● Exercise
After repeating the line containing "# Zr: stress against strain", stop; until then, repeat each line of the listing below exactly, starting with the first.

● The data
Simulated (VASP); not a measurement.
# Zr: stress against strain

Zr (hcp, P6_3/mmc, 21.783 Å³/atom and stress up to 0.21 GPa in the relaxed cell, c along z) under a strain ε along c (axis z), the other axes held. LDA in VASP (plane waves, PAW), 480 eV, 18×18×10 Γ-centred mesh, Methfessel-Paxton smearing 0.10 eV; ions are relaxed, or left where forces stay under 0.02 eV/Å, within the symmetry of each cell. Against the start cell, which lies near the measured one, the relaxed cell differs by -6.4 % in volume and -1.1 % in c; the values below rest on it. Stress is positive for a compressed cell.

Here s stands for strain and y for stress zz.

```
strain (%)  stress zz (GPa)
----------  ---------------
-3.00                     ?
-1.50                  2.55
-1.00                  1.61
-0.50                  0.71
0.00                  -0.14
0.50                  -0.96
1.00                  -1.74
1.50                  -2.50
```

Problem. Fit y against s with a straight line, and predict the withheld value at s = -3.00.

● Expected answer
Simulated (VASP); not a measurement.
# Zr: stress against strain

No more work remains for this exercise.